Data —
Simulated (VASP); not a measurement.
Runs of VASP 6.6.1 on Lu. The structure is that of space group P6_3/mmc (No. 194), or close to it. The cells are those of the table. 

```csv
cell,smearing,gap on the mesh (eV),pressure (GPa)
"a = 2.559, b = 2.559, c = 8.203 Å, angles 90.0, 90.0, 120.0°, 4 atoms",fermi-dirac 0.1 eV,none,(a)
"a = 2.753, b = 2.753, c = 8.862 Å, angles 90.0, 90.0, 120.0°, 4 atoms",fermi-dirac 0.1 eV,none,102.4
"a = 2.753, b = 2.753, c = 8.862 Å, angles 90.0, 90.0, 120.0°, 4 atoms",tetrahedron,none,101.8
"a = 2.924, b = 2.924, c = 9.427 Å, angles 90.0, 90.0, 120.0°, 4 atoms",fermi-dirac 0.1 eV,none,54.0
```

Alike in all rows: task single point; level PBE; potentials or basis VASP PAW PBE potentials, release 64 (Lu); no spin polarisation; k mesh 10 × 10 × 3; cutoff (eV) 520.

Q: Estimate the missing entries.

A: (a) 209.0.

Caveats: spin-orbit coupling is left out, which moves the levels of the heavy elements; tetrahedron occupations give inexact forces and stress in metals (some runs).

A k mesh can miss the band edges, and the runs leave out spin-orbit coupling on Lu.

Work instruction —
Using the records above, write out exactly the lines between the one holding "Q: Estimate the missing entries." and the one holding "Caveats: spin-orbit coupling", inclusive; leave everything else out.

Written solution —
Q: Estimate the missing entries.

A: (a) 209.0.

Caveats: spin-orbit coupling is left out, which moves the levels of the heavy elements; tetrahedron occupations give inexact forces and stress in metals (some runs).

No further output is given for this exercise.